This exercise asks for an exact transcription of every entry.

*** Block opens ***

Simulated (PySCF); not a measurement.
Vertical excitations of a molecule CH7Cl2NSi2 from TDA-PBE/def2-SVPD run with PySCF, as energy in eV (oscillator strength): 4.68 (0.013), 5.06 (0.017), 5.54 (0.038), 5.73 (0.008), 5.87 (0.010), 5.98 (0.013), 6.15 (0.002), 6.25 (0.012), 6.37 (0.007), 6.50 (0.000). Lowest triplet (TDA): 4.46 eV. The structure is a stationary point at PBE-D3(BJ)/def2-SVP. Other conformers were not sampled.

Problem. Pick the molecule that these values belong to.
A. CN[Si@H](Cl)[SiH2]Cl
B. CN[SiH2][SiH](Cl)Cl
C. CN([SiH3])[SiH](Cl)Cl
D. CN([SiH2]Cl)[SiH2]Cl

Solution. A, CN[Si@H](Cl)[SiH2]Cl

*** Block closes ***

*WRITTEN REPLY:*
Simulated (PySCF); not a measurement.
Vertical excitations of a molecule CH7Cl2NSi2 from TDA-PBE/def2-SVPD run with PySCF, as energy in eV (oscillator strength): 4.68 (0.013), 5.06 (0.017), 5.54 (0.038), 5.73 (0.008), 5.87 (0.010), 5.98 (0.013), 6.15 (0.002), 6.25 (0.012), 6.37 (0.007), 6.50 (0.000). Lowest triplet (TDA): 4.46 eV. The structure is a stationary point at PBE-D3(BJ)/def2-SVP. Other conformers were not sampled.

Problem. Pick the molecule that these values belong to.
A. CN[Si@H](Cl)[SiH2]Cl
B. CN[SiH2][SiH](Cl)Cl
C. CN([SiH3])[SiH](Cl)Cl
D. CN([SiH2]Cl)[SiH2]Cl

Solution. A, CN[Si@H](Cl)[SiH2]Cl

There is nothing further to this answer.